Start of Block

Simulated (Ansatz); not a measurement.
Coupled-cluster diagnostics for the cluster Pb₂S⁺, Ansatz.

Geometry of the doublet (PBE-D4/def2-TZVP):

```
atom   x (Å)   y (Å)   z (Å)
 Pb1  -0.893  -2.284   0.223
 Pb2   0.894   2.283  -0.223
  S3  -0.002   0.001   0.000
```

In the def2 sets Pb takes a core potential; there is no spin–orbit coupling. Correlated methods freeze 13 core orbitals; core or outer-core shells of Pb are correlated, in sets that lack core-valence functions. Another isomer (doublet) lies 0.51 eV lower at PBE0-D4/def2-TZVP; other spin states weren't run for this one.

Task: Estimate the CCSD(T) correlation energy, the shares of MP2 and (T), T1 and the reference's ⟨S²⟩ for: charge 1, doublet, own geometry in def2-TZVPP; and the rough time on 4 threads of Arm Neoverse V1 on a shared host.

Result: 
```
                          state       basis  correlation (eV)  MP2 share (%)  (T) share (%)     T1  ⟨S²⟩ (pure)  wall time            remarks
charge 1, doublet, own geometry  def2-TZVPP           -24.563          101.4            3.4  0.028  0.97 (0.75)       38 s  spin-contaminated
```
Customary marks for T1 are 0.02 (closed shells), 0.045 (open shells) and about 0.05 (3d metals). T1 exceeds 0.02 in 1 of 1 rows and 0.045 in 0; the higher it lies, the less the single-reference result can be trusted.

End of Block

*WORK ORDER*: Return the opening line of the data and every line after it through the line containing "In the def2", please, exactly as written and with nothing added.

*TASK ANSWER*:
Simulated (Ansatz); not a measurement.
Coupled-cluster diagnostics for the cluster Pb₂S⁺, Ansatz.

Geometry of the doublet (PBE-D4/def2-TZVP):

```
atom   x (Å)   y (Å)   z (Å)
 Pb1  -0.893  -2.284   0.223
 Pb2   0.894   2.283  -0.223
  S3  -0.002   0.001   0.000
```

In the def2 sets Pb takes a core potential; there is no spin–orbit coupling. Correlated methods freeze 13 core orbitals; core or outer-core shells of Pb are correlated, in sets that lack core-valence functions. Another isomer (doublet) lies 0.51 eV lower at PBE0-D4/def2-TZVP; other spin states weren't run for this one.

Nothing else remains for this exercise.